● **Given entries**
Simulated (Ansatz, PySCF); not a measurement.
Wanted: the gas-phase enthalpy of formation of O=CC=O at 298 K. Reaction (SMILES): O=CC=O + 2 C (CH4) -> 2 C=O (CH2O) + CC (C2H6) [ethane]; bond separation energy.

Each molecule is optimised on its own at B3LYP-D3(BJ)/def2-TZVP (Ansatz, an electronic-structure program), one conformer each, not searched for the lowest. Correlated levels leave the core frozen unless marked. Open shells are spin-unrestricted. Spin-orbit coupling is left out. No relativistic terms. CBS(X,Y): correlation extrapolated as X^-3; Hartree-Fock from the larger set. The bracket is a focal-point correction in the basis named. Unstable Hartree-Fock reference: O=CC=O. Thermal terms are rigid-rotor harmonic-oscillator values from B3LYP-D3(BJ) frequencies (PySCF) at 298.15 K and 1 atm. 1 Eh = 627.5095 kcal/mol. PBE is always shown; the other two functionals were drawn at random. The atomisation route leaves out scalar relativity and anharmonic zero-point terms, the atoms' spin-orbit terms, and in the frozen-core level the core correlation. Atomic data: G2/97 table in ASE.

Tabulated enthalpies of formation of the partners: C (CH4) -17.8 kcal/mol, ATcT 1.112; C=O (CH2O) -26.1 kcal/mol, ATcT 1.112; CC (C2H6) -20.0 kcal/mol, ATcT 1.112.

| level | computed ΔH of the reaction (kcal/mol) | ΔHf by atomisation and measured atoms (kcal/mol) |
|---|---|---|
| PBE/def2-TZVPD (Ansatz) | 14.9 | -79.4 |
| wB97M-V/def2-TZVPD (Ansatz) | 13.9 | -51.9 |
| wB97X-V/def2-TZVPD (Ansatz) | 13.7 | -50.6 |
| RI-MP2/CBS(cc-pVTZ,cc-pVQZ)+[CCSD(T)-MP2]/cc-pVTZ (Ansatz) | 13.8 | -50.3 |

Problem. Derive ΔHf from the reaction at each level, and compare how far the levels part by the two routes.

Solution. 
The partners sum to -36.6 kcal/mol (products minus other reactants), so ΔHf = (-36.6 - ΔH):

● **Work task**
Everything from the first line of the data through the line containing "Each molecule is" should be echoed exactly. Add nothing.

● **Expected answer**
Simulated (Ansatz, PySCF); not a measurement.
Wanted: the gas-phase enthalpy of formation of O=CC=O at 298 K. Reaction (SMILES): O=CC=O + 2 C (CH4) -> 2 C=O (CH2O) + CC (C2H6) [ethane]; bond separation energy.

Each molecule is optimised on its own at B3LYP-D3(BJ)/def2-TZVP (Ansatz, an electronic-structure program), one conformer each, not searched for the lowest. Correlated levels leave the core frozen unless marked. Open shells are spin-unrestricted. Spin-orbit coupling is left out. No relativistic terms. CBS(X,Y): correlation extrapolated as X^-3; Hartree-Fock from the larger set. The bracket is a focal-point correction in the basis named. Unstable Hartree-Fock reference: O=CC=O. Thermal terms are rigid-rotor harmonic-oscillator values from B3LYP-D3(BJ) frequencies (PySCF) at 298.15 K and 1 atm. 1 Eh = 627.5095 kcal/mol. PBE is always shown; the other two functionals were drawn at random. The atomisation route leaves out scalar relativity and anharmonic zero-point terms, the atoms' spin-orbit terms, and in the frozen-core level the core correlation. Atomic data: G2/97 table in ASE.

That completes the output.